::::

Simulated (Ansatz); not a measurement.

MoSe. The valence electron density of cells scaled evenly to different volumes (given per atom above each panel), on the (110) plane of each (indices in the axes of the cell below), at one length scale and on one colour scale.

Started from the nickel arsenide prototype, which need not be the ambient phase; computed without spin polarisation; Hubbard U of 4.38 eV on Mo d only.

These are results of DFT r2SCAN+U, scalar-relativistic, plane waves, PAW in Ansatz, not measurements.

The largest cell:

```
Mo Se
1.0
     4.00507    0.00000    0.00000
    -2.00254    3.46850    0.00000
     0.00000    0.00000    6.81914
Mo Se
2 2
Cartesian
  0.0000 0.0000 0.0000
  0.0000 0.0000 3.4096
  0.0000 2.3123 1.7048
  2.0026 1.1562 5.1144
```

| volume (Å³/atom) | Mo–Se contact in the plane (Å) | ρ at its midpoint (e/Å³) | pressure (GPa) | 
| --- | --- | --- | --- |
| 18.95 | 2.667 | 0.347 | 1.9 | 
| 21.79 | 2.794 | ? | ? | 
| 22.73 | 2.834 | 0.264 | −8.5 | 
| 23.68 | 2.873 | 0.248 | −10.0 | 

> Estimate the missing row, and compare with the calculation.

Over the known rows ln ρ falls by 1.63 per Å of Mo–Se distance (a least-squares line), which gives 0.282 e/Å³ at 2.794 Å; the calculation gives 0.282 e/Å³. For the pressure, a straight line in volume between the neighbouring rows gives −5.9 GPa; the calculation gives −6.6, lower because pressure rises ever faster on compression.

::::

Beginning at the first line of the data above, retype each line until you reach the line containing "MoSe. The valence", and include that one too. Add nothing else.

Expected answer:
Simulated (Ansatz); not a measurement.

MoSe. The valence electron density of cells scaled evenly to different volumes (given per atom above each panel), on the (110) plane of each (indices in the axes of the cell below), at one length scale and on one colour scale.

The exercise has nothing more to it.